Work instruction
Print every record word for word.

Extracted records
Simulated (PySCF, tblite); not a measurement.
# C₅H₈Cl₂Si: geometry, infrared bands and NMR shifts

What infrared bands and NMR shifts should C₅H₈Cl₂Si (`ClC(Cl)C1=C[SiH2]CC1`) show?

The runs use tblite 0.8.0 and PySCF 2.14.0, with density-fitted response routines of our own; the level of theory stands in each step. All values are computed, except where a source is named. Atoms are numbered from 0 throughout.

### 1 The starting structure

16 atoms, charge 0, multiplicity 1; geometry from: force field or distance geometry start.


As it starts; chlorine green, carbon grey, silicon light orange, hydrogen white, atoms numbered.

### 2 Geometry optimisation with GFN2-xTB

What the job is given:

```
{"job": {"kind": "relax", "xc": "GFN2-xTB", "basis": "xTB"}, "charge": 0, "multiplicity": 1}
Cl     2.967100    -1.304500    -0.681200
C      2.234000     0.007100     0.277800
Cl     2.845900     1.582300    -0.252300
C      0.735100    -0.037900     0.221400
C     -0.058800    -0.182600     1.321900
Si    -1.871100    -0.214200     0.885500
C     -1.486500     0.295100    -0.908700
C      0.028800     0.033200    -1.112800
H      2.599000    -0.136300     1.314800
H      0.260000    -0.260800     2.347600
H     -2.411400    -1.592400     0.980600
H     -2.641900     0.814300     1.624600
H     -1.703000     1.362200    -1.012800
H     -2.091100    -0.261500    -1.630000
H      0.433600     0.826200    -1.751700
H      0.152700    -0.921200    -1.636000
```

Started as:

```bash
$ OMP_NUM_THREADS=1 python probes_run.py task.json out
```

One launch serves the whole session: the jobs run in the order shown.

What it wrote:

Your response
Simulated (PySCF, tblite); not a measurement.
# C₅H₈Cl₂Si: geometry, infrared bands and NMR shifts

What infrared bands and NMR shifts should C₅H₈Cl₂Si (`ClC(Cl)C1=C[SiH2]CC1`) show?

The runs use tblite 0.8.0 and PySCF 2.14.0, with density-fitted response routines of our own; the level of theory stands in each step. All values are computed, except where a source is named. Atoms are numbered from 0 throughout.

### 1 The starting structure

16 atoms, charge 0, multiplicity 1; geometry from: force field or distance geometry start.


As it starts; chlorine green, carbon grey, silicon light orange, hydrogen white, atoms numbered.

### 2 Geometry optimisation with GFN2-xTB

What the job is given:

```
{"job": {"kind": "relax", "xc": "GFN2-xTB", "basis": "xTB"}, "charge": 0, "multiplicity": 1}
Cl     2.967100    -1.304500    -0.681200
C      2.234000     0.007100     0.277800
Cl     2.845900     1.582300    -0.252300
C      0.735100    -0.037900     0.221400
C     -0.058800    -0.182600     1.321900
Si    -1.871100    -0.214200     0.885500
C     -1.486500     0.295100    -0.908700
C      0.028800     0.033200    -1.112800
H      2.599000    -0.136300     1.314800
H      0.260000    -0.260800     2.347600
H     -2.411400    -1.592400     0.980600
H     -2.641900     0.814300     1.624600
H     -1.703000     1.362200    -1.012800
H     -2.091100    -0.261500    -1.630000
H      0.433600     0.826200    -1.751700
H      0.152700    -0.921200    -1.636000
```

Started as:

```bash
$ OMP_NUM_THREADS=1 python probes_run.py task.json out
```

One launch serves the whole session: the jobs run in the order shown.

What it wrote:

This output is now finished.